== Requirement ==
The entries below should be written out again exactly as they stand.

■ ■ ■ ■

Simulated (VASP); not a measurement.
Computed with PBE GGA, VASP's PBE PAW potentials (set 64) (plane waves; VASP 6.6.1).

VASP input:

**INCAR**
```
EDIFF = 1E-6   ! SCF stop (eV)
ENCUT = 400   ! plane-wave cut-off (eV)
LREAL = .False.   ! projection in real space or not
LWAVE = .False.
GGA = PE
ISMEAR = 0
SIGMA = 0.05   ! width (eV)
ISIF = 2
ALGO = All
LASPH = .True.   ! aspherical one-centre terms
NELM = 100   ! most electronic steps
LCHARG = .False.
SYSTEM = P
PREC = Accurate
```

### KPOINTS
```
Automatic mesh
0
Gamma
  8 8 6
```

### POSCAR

■ ■ ■ ■

== Exercise output ==
Simulated (VASP); not a measurement.
Computed with PBE GGA, VASP's PBE PAW potentials (set 64) (plane waves; VASP 6.6.1).

VASP input:

**INCAR**
```
EDIFF = 1E-6   ! SCF stop (eV)
ENCUT = 400   ! plane-wave cut-off (eV)
LREAL = .False.   ! projection in real space or not
LWAVE = .False.
GGA = PE
ISMEAR = 0
SIGMA = 0.05   ! width (eV)
ISIF = 2
ALGO = All
LASPH = .True.   ! aspherical one-centre terms
NELM = 100   ! most electronic steps
LCHARG = .False.
SYSTEM = P
PREC = Accurate
```

### KPOINTS
```
Automatic mesh
0
Gamma
  8 8 6
```

### POSCAR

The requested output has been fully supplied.